**Required action**:
What you give back must match the data below character for character.

--------------------

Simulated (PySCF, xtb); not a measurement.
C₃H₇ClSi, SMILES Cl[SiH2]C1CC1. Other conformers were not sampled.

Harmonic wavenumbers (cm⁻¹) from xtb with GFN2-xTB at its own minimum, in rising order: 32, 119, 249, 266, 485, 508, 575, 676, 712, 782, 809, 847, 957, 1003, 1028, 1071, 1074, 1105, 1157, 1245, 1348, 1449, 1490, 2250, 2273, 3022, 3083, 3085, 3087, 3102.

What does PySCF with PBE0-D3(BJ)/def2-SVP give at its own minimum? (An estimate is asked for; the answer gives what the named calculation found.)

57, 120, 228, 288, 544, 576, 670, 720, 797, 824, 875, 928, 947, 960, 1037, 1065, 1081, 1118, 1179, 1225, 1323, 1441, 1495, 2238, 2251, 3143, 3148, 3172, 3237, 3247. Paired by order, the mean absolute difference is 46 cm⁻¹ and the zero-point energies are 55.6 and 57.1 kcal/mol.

--------------------

**Answer section**:
Simulated (PySCF, xtb); not a measurement.
C₃H₇ClSi, SMILES Cl[SiH2]C1CC1. Other conformers were not sampled.

Harmonic wavenumbers (cm⁻¹) from xtb with GFN2-xTB at its own minimum, in rising order: 32, 119, 249, 266, 485, 508, 575, 676, 712, 782, 809, 847, 957, 1003, 1028, 1071, 1074, 1105, 1157, 1245, 1348, 1449, 1490, 2250, 2273, 3022, 3083, 3085, 3087, 3102.

What does PySCF with PBE0-D3(BJ)/def2-SVP give at its own minimum? (An estimate is asked for; the answer gives what the named calculation found.)

57, 120, 228, 288, 544, 576, 670, 720, 797, 824, 875, 928, 947, 960, 1037, 1065, 1081, 1118, 1179, 1225, 1323, 1441, 1495, 2238, 2251, 3143, 3148, 3172, 3237, 3247. Paired by order, the mean absolute difference is 46 cm⁻¹ and the zero-point energies are 55.6 and 57.1 kcal/mol.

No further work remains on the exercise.